_Work task_
Copy exactly the lines from the start of the data below through the one that carries "The functional is", and only those.

════════════════════
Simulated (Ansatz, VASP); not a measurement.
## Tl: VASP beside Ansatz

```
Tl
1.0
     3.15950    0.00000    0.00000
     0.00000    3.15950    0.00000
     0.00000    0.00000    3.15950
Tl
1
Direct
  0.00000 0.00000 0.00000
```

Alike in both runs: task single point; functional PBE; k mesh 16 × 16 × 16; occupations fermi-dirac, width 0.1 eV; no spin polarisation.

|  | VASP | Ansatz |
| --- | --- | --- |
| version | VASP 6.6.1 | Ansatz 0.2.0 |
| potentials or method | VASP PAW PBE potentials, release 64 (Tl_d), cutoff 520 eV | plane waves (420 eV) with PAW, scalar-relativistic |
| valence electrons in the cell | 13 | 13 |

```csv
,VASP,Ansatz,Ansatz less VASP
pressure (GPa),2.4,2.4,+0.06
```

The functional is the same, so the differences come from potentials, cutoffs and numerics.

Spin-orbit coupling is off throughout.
════════════════════

_Your response_
Simulated (Ansatz, VASP); not a measurement.
## Tl: VASP beside Ansatz

```
Tl
1.0
     3.15950    0.00000    0.00000
     0.00000    3.15950    0.00000
     0.00000    0.00000    3.15950
Tl
1
Direct
  0.00000 0.00000 0.00000
```

Alike in both runs: task single point; functional PBE; k mesh 16 × 16 × 16; occupations fermi-dirac, width 0.1 eV; no spin polarisation.

|  | VASP | Ansatz |
| --- | --- | --- |
| version | VASP 6.6.1 | Ansatz 0.2.0 |
| potentials or method | VASP PAW PBE potentials, release 64 (Tl_d), cutoff 520 eV | plane waves (420 eV) with PAW, scalar-relativistic |
| valence electrons in the cell | 13 | 13 |

```csv
,VASP,Ansatz,Ansatz less VASP
pressure (GPa),2.4,2.4,+0.06
```

The functional is the same, so the differences come from potentials, cutoffs and numerics.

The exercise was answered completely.